— Work item —
Somewhere below, one line contains "Species: [Ti(Cl)2(CH3)2] (charge" and a later line contains "Cartesian coordinates (Å)". Output those two lines and everything between them exactly, and nothing else.

— Recorded data —
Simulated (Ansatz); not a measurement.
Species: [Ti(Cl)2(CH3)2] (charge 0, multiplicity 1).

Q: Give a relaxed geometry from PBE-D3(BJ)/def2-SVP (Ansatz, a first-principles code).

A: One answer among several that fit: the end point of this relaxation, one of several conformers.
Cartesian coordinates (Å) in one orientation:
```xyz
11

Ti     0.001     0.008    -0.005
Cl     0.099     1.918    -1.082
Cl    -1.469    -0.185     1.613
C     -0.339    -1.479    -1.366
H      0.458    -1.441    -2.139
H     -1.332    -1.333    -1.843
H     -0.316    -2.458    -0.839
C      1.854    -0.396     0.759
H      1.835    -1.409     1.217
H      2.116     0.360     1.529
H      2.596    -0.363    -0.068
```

— Task solution —
Species: [Ti(Cl)2(CH3)2] (charge 0, multiplicity 1).

Q: Give a relaxed geometry from PBE-D3(BJ)/def2-SVP (Ansatz, a first-principles code).

A: One answer among several that fit: the end point of this relaxation, one of several conformers.
Cartesian coordinates (Å) in one orientation:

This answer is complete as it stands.